Work task:
Return every entry exactly as written.

• • • • •
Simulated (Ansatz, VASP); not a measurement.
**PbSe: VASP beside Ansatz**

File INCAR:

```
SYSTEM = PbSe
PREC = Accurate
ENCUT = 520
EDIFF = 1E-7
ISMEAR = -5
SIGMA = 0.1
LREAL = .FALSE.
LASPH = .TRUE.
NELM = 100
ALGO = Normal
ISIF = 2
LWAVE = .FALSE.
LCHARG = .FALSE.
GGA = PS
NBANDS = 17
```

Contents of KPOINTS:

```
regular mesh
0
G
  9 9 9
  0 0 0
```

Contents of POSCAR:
• • • • •

Written solution:
Simulated (Ansatz, VASP); not a measurement.
**PbSe: VASP beside Ansatz**

File INCAR:

```
SYSTEM = PbSe
PREC = Accurate
ENCUT = 520
EDIFF = 1E-7
ISMEAR = -5
SIGMA = 0.1
LREAL = .FALSE.
LASPH = .TRUE.
NELM = 100
ALGO = Normal
ISIF = 2
LWAVE = .FALSE.
LCHARG = .FALSE.
GGA = PS
NBANDS = 17
```

Contents of KPOINTS:

```
regular mesh
0
G
  9 9 9
  0 0 0
```

Contents of POSCAR:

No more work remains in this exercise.